__EXCERPTED RECORDS__
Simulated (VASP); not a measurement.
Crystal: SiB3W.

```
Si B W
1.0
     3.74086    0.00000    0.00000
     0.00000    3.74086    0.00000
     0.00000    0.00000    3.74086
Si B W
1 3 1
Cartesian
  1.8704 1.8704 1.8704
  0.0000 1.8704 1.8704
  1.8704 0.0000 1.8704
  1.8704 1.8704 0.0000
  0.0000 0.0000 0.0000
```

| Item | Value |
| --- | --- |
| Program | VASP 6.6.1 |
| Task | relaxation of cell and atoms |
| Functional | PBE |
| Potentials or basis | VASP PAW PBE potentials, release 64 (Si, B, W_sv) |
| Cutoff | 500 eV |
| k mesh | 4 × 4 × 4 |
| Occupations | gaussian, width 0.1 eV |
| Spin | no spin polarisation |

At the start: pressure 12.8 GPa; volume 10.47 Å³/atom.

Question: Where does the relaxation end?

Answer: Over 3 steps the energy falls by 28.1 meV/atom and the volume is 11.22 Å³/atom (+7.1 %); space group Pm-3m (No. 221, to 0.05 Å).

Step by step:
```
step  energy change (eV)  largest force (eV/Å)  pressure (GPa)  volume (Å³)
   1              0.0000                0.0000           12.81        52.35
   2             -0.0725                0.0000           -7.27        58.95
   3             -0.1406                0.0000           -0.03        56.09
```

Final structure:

__REQUIREMENT__
Repeat each record exactly, leaving nothing out.

__WRITTEN ANSWER__
Simulated (VASP); not a measurement.
Crystal: SiB3W.

```
Si B W
1.0
     3.74086    0.00000    0.00000
     0.00000    3.74086    0.00000
     0.00000    0.00000    3.74086
Si B W
1 3 1
Cartesian
  1.8704 1.8704 1.8704
  0.0000 1.8704 1.8704
  1.8704 0.0000 1.8704
  1.8704 1.8704 0.0000
  0.0000 0.0000 0.0000
```

| Item | Value |
| --- | --- |
| Program | VASP 6.6.1 |
| Task | relaxation of cell and atoms |
| Functional | PBE |
| Potentials or basis | VASP PAW PBE potentials, release 64 (Si, B, W_sv) |
| Cutoff | 500 eV |
| k mesh | 4 × 4 × 4 |
| Occupations | gaussian, width 0.1 eV |
| Spin | no spin polarisation |

At the start: pressure 12.8 GPa; volume 10.47 Å³/atom.

Question: Where does the relaxation end?

Answer: Over 3 steps the energy falls by 28.1 meV/atom and the volume is 11.22 Å³/atom (+7.1 %); space group Pm-3m (No. 221, to 0.05 Å).

Step by step:
```
step  energy change (eV)  largest force (eV/Å)  pressure (GPa)  volume (Å³)
   1              0.0000                0.0000           12.81        52.35
   2             -0.0725                0.0000           -7.27        58.95
   3             -0.1406                0.0000           -0.03        56.09
```

Final structure:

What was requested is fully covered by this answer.